--------

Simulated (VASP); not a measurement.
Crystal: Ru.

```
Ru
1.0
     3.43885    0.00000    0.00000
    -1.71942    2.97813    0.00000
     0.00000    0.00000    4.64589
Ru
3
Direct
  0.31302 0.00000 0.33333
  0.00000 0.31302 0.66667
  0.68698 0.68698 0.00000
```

--------

### WORK TASK
Each record above should be retyped in full, exactly as shown.

### EXERCISE SOLUTION
Simulated (VASP); not a measurement.
Crystal: Ru.

```
Ru
1.0
     3.43885    0.00000    0.00000
    -1.71942    2.97813    0.00000
     0.00000    0.00000    4.64589
Ru
3
Direct
  0.31302 0.00000 0.33333
  0.00000 0.31302 0.66667
  0.68698 0.68698 0.00000
```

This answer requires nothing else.